### Listed entries
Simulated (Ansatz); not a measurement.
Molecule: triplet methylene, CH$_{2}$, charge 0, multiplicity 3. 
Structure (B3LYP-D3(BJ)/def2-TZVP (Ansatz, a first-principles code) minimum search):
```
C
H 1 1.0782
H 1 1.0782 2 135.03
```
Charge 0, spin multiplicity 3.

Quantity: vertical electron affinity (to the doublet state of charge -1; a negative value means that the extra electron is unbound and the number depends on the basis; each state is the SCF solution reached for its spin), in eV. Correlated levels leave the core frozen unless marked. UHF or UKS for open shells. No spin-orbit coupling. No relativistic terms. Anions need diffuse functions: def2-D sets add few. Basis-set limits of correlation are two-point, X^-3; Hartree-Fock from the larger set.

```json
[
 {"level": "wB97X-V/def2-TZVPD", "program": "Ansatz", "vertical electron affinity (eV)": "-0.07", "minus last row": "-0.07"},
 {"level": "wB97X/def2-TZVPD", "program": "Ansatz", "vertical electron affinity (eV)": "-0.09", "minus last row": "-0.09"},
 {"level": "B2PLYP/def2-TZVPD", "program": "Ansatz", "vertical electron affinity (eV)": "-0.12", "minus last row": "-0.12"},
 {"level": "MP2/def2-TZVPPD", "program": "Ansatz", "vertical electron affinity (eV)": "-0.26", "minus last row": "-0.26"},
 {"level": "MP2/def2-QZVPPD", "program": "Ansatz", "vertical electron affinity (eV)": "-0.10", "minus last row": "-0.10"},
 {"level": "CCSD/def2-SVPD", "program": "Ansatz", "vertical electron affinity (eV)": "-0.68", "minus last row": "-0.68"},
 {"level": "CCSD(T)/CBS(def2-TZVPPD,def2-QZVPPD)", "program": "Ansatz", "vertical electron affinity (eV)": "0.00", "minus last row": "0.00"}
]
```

### Activity
Which lines run from the one holding "0, multiplicity 3." through the one holding "Charge 0, spin multiplicity 3." in the records above? Repeat them exactly, both included, and nothing more.

### Your solution
Molecule: triplet methylene, CH$_{2}$, charge 0, multiplicity 3. 
Structure (B3LYP-D3(BJ)/def2-TZVP (Ansatz, a first-principles code) minimum search):
```
C
H 1 1.0782
H 1 1.0782 2 135.03
```
Charge 0, spin multiplicity 3.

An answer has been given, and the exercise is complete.